EXERCISE >> Print exactly those lines that run from the beginning of the data to the line bearing "## (1) The structure to begin with", inclusive.

DATASET EXCERPTS >>
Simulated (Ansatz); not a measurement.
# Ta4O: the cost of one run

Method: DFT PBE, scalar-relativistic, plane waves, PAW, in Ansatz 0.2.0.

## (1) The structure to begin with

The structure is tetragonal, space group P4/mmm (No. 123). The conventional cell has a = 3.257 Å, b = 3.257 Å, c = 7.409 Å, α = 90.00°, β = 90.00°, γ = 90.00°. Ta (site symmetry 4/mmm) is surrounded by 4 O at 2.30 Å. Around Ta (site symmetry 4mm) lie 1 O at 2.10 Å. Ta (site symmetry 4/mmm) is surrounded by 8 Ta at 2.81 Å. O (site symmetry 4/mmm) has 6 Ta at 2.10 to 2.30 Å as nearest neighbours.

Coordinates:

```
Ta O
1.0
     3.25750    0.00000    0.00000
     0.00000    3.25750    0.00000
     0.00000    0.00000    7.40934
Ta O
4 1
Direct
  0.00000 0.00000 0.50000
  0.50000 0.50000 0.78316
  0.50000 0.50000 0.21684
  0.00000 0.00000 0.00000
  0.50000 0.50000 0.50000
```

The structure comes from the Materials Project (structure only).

TASK RESULT >>
Simulated (Ansatz); not a measurement.
# Ta4O: the cost of one run

Method: DFT PBE, scalar-relativistic, plane waves, PAW, in Ansatz 0.2.0.

## (1) The structure to begin with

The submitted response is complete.